**Data supplied:**
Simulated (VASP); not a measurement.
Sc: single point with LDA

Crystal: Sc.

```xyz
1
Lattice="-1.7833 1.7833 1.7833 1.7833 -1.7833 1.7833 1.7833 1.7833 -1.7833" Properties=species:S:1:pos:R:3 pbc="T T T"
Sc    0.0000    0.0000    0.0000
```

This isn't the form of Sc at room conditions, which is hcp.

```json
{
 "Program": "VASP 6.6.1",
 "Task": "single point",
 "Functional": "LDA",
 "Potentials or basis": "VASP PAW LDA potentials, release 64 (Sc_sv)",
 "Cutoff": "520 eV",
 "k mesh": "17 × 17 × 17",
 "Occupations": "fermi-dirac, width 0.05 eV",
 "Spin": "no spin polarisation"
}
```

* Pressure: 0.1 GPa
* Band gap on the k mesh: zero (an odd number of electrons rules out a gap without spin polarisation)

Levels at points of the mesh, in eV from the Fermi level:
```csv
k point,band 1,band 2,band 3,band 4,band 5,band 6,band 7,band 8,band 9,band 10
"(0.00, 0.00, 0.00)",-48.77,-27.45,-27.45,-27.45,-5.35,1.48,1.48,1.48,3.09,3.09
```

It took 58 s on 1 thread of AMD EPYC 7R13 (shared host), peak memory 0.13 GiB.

**Work item:**
Print exactly the lines from the beginning of the entries through the line with "Pressure: 0.1 GPa". Output nothing more.

**Answer box:**
Simulated (VASP); not a measurement.
Sc: single point with LDA

Crystal: Sc.

```xyz
1
Lattice="-1.7833 1.7833 1.7833 1.7833 -1.7833 1.7833 1.7833 1.7833 -1.7833" Properties=species:S:1:pos:R:3 pbc="T T T"
Sc    0.0000    0.0000    0.0000
```

This isn't the form of Sc at room conditions, which is hcp.

```json
{
 "Program": "VASP 6.6.1",
 "Task": "single point",
 "Functional": "LDA",
 "Potentials or basis": "VASP PAW LDA potentials, release 64 (Sc_sv)",
 "Cutoff": "520 eV",
 "k mesh": "17 × 17 × 17",
 "Occupations": "fermi-dirac, width 0.05 eV",
 "Spin": "no spin polarisation"
}
```

* Pressure: 0.1 GPa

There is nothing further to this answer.